ASSIGNMENT
Beginning with the first line of the data below, reproduce every line unchanged, ending with the line that holds "At the start: pressure".

BEGIN

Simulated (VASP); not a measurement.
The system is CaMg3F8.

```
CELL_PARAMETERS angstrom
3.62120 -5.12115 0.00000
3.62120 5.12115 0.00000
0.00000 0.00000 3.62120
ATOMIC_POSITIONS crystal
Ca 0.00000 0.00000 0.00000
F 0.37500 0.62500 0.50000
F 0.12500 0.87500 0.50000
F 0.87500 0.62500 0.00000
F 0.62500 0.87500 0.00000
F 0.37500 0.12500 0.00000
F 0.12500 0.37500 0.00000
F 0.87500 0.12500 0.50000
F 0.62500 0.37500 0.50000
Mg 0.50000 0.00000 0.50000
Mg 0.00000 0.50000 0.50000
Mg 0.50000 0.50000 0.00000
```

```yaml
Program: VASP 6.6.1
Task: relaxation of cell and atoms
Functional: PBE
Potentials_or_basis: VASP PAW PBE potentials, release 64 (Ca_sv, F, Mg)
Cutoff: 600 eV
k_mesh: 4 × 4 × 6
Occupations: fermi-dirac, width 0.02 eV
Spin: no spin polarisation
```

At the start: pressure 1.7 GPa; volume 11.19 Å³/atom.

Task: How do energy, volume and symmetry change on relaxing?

END

RESPONSE AREA
Simulated (VASP); not a measurement.
The system is CaMg3F8.

```
CELL_PARAMETERS angstrom
3.62120 -5.12115 0.00000
3.62120 5.12115 0.00000
0.00000 0.00000 3.62120
ATOMIC_POSITIONS crystal
Ca 0.00000 0.00000 0.00000
F 0.37500 0.62500 0.50000
F 0.12500 0.87500 0.50000
F 0.87500 0.62500 0.00000
F 0.62500 0.87500 0.00000
F 0.37500 0.12500 0.00000
F 0.12500 0.37500 0.00000
F 0.87500 0.12500 0.50000
F 0.62500 0.37500 0.50000
Mg 0.50000 0.00000 0.50000
Mg 0.00000 0.50000 0.50000
Mg 0.50000 0.50000 0.00000
```

```yaml
Program: VASP 6.6.1
Task: relaxation of cell and atoms
Functional: PBE
Potentials_or_basis: VASP PAW PBE potentials, release 64 (Ca_sv, F, Mg)
Cutoff: 600 eV
k_mesh: 4 × 4 × 6
Occupations: fermi-dirac, width 0.02 eV
Spin: no spin polarisation
```

At the start: pressure 1.7 GPa; volume 11.19 Å³/atom.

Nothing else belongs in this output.